[Start of section]

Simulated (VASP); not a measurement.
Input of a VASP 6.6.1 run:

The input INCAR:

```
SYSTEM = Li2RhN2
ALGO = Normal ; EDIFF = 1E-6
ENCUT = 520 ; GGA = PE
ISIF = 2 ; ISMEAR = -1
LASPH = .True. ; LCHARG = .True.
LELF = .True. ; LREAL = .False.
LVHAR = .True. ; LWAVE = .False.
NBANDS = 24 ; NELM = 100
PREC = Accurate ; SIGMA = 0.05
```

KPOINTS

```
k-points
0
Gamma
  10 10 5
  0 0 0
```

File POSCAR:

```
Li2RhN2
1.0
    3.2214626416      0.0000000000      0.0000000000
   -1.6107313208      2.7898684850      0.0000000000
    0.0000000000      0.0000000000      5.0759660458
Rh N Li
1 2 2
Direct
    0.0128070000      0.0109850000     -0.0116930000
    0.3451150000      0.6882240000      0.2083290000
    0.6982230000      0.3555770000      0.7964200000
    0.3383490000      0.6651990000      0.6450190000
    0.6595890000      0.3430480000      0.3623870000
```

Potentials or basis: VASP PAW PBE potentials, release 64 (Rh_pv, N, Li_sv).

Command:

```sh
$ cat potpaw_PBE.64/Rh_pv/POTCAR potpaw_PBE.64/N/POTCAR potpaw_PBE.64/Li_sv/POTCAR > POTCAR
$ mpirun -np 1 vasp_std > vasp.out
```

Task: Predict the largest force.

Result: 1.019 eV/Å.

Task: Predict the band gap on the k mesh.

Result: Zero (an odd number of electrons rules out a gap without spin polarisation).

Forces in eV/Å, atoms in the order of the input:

[End of section]

● **Work task**:
The response should repeat the whole listing exactly.

● **Worked solution**:
Simulated (VASP); not a measurement.
Input of a VASP 6.6.1 run:

The input INCAR:

```
SYSTEM = Li2RhN2
ALGO = Normal ; EDIFF = 1E-6
ENCUT = 520 ; GGA = PE
ISIF = 2 ; ISMEAR = -1
LASPH = .True. ; LCHARG = .True.
LELF = .True. ; LREAL = .False.
LVHAR = .True. ; LWAVE = .False.
NBANDS = 24 ; NELM = 100
PREC = Accurate ; SIGMA = 0.05
```

KPOINTS

```
k-points
0
Gamma
  10 10 5
  0 0 0
```

File POSCAR:

```
Li2RhN2
1.0
    3.2214626416      0.0000000000      0.0000000000
   -1.6107313208      2.7898684850      0.0000000000
    0.0000000000      0.0000000000      5.0759660458
Rh N Li
1 2 2
Direct
    0.0128070000      0.0109850000     -0.0116930000
    0.3451150000      0.6882240000      0.2083290000
    0.6982230000      0.3555770000      0.7964200000
    0.3383490000      0.6651990000      0.6450190000
    0.6595890000      0.3430480000      0.3623870000
```

Potentials or basis: VASP PAW PBE potentials, release 64 (Rh_pv, N, Li_sv).

Command:

```sh
$ cat potpaw_PBE.64/Rh_pv/POTCAR potpaw_PBE.64/N/POTCAR potpaw_PBE.64/Li_sv/POTCAR > POTCAR
$ mpirun -np 1 vasp_std > vasp.out
```

Task: Predict the largest force.

Result: 1.019 eV/Å.

Task: Predict the band gap on the k mesh.

Result: Zero (an odd number of electrons rules out a gap without spin polarisation).

Forces in eV/Å, atoms in the order of the input:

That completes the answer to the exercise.